-- ACTION ITEM --
Return the data below exactly, stopping after the line with "35.1 | 130.4 |".

(Beginning of RECORDED INFORMATION)

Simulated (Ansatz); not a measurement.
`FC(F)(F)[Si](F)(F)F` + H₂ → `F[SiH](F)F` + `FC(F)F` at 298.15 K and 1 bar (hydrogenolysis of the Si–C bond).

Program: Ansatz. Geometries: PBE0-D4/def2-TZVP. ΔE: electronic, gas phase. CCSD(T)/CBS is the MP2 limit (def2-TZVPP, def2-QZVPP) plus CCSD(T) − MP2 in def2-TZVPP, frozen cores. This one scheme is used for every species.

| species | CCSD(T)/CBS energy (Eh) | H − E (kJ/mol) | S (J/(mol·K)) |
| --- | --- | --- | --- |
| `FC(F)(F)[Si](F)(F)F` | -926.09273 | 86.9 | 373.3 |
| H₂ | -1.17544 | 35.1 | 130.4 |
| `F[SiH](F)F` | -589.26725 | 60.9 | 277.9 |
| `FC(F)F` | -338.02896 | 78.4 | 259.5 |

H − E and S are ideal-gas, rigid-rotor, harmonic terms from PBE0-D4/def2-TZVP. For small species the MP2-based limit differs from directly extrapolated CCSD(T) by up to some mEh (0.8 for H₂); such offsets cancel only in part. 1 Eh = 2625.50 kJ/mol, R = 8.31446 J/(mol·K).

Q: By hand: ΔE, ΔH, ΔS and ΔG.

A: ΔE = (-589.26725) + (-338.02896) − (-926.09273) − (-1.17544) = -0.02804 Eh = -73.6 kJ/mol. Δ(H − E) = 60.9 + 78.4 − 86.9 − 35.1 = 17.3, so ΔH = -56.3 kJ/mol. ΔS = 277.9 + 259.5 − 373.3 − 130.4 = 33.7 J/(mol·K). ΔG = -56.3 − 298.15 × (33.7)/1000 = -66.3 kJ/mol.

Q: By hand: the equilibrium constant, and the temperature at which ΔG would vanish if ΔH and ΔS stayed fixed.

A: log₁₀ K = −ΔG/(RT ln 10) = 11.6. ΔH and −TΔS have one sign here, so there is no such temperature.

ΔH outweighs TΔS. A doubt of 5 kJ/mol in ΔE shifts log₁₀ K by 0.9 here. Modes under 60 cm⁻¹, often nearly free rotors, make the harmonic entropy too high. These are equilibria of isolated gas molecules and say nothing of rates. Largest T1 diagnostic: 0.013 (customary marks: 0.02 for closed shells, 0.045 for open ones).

(End of RECORDED INFORMATION)

-- WRITTEN SOLUTION --
Simulated (Ansatz); not a measurement.
`FC(F)(F)[Si](F)(F)F` + H₂ → `F[SiH](F)F` + `FC(F)F` at 298.15 K and 1 bar (hydrogenolysis of the Si–C bond).

Program: Ansatz. Geometries: PBE0-D4/def2-TZVP. ΔE: electronic, gas phase. CCSD(T)/CBS is the MP2 limit (def2-TZVPP, def2-QZVPP) plus CCSD(T) − MP2 in def2-TZVPP, frozen cores. This one scheme is used for every species.

| species | CCSD(T)/CBS energy (Eh) | H − E (kJ/mol) | S (J/(mol·K)) |
| --- | --- | --- | --- |
| `FC(F)(F)[Si](F)(F)F` | -926.09273 | 86.9 | 373.3 |
| H₂ | -1.17544 | 35.1 | 130.4 |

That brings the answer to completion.